* REQUIRED ACTION: Everything in the listing below must be duplicated exactly.

╭─ SUPPLIED INFORMATION

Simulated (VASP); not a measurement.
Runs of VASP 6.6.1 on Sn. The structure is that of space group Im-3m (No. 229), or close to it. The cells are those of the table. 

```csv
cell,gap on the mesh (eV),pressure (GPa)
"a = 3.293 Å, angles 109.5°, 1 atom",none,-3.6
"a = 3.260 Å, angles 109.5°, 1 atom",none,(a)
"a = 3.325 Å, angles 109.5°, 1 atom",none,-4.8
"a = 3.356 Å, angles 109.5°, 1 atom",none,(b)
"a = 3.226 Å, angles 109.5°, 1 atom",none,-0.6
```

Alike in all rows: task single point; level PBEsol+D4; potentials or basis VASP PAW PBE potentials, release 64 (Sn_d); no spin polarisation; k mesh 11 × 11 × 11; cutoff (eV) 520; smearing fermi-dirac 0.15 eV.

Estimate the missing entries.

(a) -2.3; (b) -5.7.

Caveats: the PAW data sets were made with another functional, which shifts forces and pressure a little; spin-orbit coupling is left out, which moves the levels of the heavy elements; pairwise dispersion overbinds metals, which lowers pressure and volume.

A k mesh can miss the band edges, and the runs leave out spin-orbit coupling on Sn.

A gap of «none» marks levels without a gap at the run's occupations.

╰─

* RESPONSE BOX:
Simulated (VASP); not a measurement.
Runs of VASP 6.6.1 on Sn. The structure is that of space group Im-3m (No. 229), or close to it. The cells are those of the table. 

```csv
cell,gap on the mesh (eV),pressure (GPa)
"a = 3.293 Å, angles 109.5°, 1 atom",none,-3.6
"a = 3.260 Å, angles 109.5°, 1 atom",none,(a)
"a = 3.325 Å, angles 109.5°, 1 atom",none,-4.8
"a = 3.356 Å, angles 109.5°, 1 atom",none,(b)
"a = 3.226 Å, angles 109.5°, 1 atom",none,-0.6
```

Alike in all rows: task single point; level PBEsol+D4; potentials or basis VASP PAW PBE potentials, release 64 (Sn_d); no spin polarisation; k mesh 11 × 11 × 11; cutoff (eV) 520; smearing fermi-dirac 0.15 eV.

Estimate the missing entries.

(a) -2.3; (b) -5.7.

Caveats: the PAW data sets were made with another functional, which shifts forces and pressure a little; spin-orbit coupling is left out, which moves the levels of the heavy elements; pairwise dispersion overbinds metals, which lowers pressure and volume.

A k mesh can miss the band edges, and the runs leave out spin-orbit coupling on Sn.

A gap of «none» marks levels without a gap at the run's occupations.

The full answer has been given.